• • • • • • •

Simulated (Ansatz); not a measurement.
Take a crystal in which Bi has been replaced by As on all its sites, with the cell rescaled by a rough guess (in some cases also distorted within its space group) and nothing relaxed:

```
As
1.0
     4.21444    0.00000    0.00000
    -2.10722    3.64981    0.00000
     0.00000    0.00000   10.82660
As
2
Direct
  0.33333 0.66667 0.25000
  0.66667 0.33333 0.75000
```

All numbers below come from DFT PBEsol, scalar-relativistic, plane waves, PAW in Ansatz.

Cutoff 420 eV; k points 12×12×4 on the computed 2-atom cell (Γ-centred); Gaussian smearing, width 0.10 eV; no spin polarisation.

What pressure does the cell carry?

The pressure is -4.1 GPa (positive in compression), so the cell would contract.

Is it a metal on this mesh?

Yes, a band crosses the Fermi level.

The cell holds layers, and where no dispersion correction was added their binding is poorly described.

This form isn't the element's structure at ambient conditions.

• • • • • • •

• [WORK ITEM] Print again the lines of the entries above that fall between the line holding "Is it a metal on this mesh?" and the line holding "The cell holds", inclusive, exactly as they stand.

• [PROBLEM SOLUTION]
Is it a metal on this mesh?

Yes, a band crosses the Fermi level.

The cell holds layers, and where no dispersion correction was added their binding is poorly described.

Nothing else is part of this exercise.